Assigned task: I need the lines below from the one with "Task: Fill in the values left out." down to the one with "Caveats: the cell" reproduced exactly, both ends included, and nothing else.

Supplied material:
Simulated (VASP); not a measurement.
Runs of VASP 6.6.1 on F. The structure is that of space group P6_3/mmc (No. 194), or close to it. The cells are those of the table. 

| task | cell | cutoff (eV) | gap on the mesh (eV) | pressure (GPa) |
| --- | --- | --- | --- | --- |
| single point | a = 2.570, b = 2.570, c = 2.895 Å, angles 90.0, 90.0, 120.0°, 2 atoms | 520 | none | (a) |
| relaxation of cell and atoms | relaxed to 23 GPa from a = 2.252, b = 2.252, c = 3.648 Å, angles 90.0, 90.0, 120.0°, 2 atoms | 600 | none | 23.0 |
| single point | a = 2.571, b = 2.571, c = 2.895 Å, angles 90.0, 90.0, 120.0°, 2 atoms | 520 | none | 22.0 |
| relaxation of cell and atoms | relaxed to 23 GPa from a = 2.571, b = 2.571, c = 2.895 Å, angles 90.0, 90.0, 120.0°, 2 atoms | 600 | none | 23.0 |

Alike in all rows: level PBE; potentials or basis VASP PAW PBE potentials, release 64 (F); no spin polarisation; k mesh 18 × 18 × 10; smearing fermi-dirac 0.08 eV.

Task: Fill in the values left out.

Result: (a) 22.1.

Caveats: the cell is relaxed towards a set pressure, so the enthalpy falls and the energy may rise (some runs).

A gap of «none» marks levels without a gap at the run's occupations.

Solution:
Task: Fill in the values left out.

Result: (a) 22.1.

Caveats: the cell is relaxed towards a set pressure, so the enthalpy falls and the energy may rise (some runs).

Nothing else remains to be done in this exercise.